◆ **Action item**: Copy, word for word, each line of the data below from the first through the line containing "At 0.0100 bar, list", and stop there.

◆ **Data section**:
Start of Block

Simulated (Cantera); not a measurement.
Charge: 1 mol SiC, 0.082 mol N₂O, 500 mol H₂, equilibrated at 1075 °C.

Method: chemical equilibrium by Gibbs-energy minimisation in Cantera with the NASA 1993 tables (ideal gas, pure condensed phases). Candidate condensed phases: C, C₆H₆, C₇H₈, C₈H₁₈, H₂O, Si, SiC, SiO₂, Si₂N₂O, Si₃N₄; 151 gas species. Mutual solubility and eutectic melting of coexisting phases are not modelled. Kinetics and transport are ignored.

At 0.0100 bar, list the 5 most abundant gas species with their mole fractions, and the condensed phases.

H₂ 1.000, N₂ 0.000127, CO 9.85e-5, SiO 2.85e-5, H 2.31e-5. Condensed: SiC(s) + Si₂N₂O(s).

End of Block

◆ **Exercise response**:
Simulated (Cantera); not a measurement.
Charge: 1 mol SiC, 0.082 mol N₂O, 500 mol H₂, equilibrated at 1075 °C.

Method: chemical equilibrium by Gibbs-energy minimisation in Cantera with the NASA 1993 tables (ideal gas, pure condensed phases). Candidate condensed phases: C, C₆H₆, C₇H₈, C₈H₁₈, H₂O, Si, SiC, SiO₂, Si₂N₂O, Si₃N₄; 151 gas species. Mutual solubility and eutectic melting of coexisting phases are not modelled. Kinetics and transport are ignored.

At 0.0100 bar, list the 5 most abundant gas species with their mole fractions, and the condensed phases.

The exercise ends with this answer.